Return the material exactly. Every line must stay as it is.

[THE DATA]

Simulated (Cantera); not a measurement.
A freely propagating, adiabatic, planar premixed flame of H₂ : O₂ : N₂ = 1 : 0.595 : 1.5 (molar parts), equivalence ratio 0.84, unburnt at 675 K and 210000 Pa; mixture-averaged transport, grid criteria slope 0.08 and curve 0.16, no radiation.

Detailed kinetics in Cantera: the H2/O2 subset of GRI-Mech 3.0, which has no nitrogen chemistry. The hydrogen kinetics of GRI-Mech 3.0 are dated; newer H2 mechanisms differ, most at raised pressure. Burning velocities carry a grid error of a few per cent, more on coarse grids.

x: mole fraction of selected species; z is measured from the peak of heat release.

[/THE DATA]

:: YOUR SOLUTION ::
Simulated (Cantera); not a measurement.
A freely propagating, adiabatic, planar premixed flame of H₂ : O₂ : N₂ = 1 : 0.595 : 1.5 (molar parts), equivalence ratio 0.84, unburnt at 675 K and 210000 Pa; mixture-averaged transport, grid criteria slope 0.08 and curve 0.16, no radiation.

Detailed kinetics in Cantera: the H2/O2 subset of GRI-Mech 3.0, which has no nitrogen chemistry. The hydrogen kinetics of GRI-Mech 3.0 are dated; newer H2 mechanisms differ, most at raised pressure. Burning velocities carry a grid error of a few per cent, more on coarse grids.

x: mole fraction of selected species; z is measured from the peak of heat release.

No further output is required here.